Work request
Begin at the top of the listing below. Write each line out exactly, ending with the line that holds "8.48 | 22.59 |".

Excerpted data
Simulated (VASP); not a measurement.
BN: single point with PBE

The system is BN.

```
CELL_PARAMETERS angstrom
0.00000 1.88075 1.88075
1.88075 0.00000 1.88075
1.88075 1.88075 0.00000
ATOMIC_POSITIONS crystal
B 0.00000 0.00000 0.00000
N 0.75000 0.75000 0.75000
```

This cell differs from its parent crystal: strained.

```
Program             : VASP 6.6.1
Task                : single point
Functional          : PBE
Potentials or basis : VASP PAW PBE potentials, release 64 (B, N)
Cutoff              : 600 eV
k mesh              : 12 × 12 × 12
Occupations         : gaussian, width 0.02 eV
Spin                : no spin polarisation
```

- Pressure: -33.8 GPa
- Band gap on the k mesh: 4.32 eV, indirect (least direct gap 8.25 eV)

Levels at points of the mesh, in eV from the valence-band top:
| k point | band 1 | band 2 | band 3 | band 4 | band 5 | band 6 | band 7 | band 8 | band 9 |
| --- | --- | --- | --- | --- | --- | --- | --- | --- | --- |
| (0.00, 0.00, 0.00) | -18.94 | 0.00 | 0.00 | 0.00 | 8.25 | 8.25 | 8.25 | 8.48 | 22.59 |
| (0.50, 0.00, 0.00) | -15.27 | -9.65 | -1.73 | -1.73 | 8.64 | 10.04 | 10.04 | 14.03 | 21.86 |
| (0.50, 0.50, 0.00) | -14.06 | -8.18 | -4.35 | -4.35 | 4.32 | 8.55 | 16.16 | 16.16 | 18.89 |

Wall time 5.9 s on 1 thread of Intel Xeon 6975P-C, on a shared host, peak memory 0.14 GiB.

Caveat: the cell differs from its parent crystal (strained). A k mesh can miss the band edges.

Exercise output
Simulated (VASP); not a measurement.
BN: single point with PBE

The system is BN.

```
CELL_PARAMETERS angstrom
0.00000 1.88075 1.88075
1.88075 0.00000 1.88075
1.88075 1.88075 0.00000
ATOMIC_POSITIONS crystal
B 0.00000 0.00000 0.00000
N 0.75000 0.75000 0.75000
```

This cell differs from its parent crystal: strained.

```
Program             : VASP 6.6.1
Task                : single point
Functional          : PBE
Potentials or basis : VASP PAW PBE potentials, release 64 (B, N)
Cutoff              : 600 eV
k mesh              : 12 × 12 × 12
Occupations         : gaussian, width 0.02 eV
Spin                : no spin polarisation
```

- Pressure: -33.8 GPa
- Band gap on the k mesh: 4.32 eV, indirect (least direct gap 8.25 eV)

Levels at points of the mesh, in eV from the valence-band top:
| k point | band 1 | band 2 | band 3 | band 4 | band 5 | band 6 | band 7 | band 8 | band 9 |
| --- | --- | --- | --- | --- | --- | --- | --- | --- | --- |
| (0.00, 0.00, 0.00) | -18.94 | 0.00 | 0.00 | 0.00 | 8.25 | 8.25 | 8.25 | 8.48 | 22.59 |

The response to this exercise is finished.